## Extracted material:
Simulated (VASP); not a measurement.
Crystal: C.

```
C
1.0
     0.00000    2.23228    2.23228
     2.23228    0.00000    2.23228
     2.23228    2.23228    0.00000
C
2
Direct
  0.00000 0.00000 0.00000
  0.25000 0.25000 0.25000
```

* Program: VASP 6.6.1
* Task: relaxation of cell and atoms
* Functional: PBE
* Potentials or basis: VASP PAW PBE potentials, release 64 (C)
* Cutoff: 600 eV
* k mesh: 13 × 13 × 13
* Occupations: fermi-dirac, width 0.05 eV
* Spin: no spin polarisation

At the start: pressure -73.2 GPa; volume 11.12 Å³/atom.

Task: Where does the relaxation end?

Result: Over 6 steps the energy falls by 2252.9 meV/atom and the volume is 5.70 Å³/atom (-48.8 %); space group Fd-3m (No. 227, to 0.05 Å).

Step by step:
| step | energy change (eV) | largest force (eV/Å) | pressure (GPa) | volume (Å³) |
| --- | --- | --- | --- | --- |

## Task item:
Nothing past the line containing "volume (Å³) |" should be restated; transcribe the material exactly from its first line through that line.

## Exercise answer:
Simulated (VASP); not a measurement.
Crystal: C.

```
C
1.0
     0.00000    2.23228    2.23228
     2.23228    0.00000    2.23228
     2.23228    2.23228    0.00000
C
2
Direct
  0.00000 0.00000 0.00000
  0.25000 0.25000 0.25000
```

* Program: VASP 6.6.1
* Task: relaxation of cell and atoms
* Functional: PBE
* Potentials or basis: VASP PAW PBE potentials, release 64 (C)
* Cutoff: 600 eV
* k mesh: 13 × 13 × 13
* Occupations: fermi-dirac, width 0.05 eV
* Spin: no spin polarisation

At the start: pressure -73.2 GPa; volume 11.12 Å³/atom.

Task: Where does the relaxation end?

Result: Over 6 steps the energy falls by 2252.9 meV/atom and the volume is 5.70 Å³/atom (-48.8 %); space group Fd-3m (No. 227, to 0.05 Å).

Step by step:
| step | energy change (eV) | largest force (eV/Å) | pressure (GPa) | volume (Å³) |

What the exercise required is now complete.